Record extracts:
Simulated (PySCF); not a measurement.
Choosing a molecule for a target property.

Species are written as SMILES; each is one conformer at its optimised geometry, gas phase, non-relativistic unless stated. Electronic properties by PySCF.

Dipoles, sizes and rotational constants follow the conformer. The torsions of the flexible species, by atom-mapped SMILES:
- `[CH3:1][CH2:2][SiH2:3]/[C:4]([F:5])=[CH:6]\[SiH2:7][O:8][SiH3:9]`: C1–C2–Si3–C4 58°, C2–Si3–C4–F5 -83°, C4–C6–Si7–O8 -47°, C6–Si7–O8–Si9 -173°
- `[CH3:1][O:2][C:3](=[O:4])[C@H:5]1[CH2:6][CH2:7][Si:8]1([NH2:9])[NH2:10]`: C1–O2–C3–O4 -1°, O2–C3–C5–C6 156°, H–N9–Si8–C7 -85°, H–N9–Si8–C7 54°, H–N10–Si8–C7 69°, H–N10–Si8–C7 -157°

Work request: Out of the data above, give again only the lines starting at the one holding "Choosing a molecule for a target property." and ending at the one holding "-47°, C6–Si7–O8–Si9 -173°", unchanged.

Exercise result:
Choosing a molecule for a target property.

Species are written as SMILES; each is one conformer at its optimised geometry, gas phase, non-relativistic unless stated. Electronic properties by PySCF.

Dipoles, sizes and rotational constants follow the conformer. The torsions of the flexible species, by atom-mapped SMILES:
- `[CH3:1][CH2:2][SiH2:3]/[C:4]([F:5])=[CH:6]\[SiH2:7][O:8][SiH3:9]`: C1–C2–Si3–C4 58°, C2–Si3–C4–F5 -83°, C4–C6–Si7–O8 -47°, C6–Si7–O8–Si9 -173°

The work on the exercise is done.